TASK ITEM:
Everything in the listing below needs to be returned word for word.

EXTRACTED MATERIAL:
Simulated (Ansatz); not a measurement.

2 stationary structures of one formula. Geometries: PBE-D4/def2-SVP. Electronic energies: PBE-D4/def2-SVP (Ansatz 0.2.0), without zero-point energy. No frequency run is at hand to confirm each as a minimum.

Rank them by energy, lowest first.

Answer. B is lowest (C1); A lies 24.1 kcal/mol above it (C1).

RESPONSE AREA:
Simulated (Ansatz); not a measurement.

2 stationary structures of one formula. Geometries: PBE-D4/def2-SVP. Electronic energies: PBE-D4/def2-SVP (Ansatz 0.2.0), without zero-point energy. No frequency run is at hand to confirm each as a minimum.

Rank them by energy, lowest first.

Answer. B is lowest (C1); A lies 24.1 kcal/mol above it (C1).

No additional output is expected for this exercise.